● EXERCISE
Only those lines running from the start of the listing below through the line that holds "Only differences to" are to be written out, exactly and in full.

● INFORMATION GIVEN
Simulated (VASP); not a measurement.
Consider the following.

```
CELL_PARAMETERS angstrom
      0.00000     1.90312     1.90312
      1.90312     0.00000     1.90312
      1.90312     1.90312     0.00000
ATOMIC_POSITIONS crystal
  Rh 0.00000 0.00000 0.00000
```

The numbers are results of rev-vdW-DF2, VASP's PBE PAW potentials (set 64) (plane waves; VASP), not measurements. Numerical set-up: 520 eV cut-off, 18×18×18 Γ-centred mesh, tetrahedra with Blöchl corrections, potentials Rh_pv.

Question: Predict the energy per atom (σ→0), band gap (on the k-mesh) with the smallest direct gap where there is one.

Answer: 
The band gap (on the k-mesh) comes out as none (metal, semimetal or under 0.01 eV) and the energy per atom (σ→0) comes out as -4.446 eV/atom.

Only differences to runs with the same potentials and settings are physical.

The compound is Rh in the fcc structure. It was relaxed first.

● WRITTEN RESPONSE
Simulated (VASP); not a measurement.
Consider the following.

```
CELL_PARAMETERS angstrom
      0.00000     1.90312     1.90312
      1.90312     0.00000     1.90312
      1.90312     1.90312     0.00000
ATOMIC_POSITIONS crystal
  Rh 0.00000 0.00000 0.00000
```

The numbers are results of rev-vdW-DF2, VASP's PBE PAW potentials (set 64) (plane waves; VASP), not measurements. Numerical set-up: 520 eV cut-off, 18×18×18 Γ-centred mesh, tetrahedra with Blöchl corrections, potentials Rh_pv.

Question: Predict the energy per atom (σ→0), band gap (on the k-mesh) with the smallest direct gap where there is one.

Answer: 
The band gap (on the k-mesh) comes out as none (metal, semimetal or under 0.01 eV) and the energy per atom (σ→0) comes out as -4.446 eV/atom.

Only differences to runs with the same potentials and settings are physical.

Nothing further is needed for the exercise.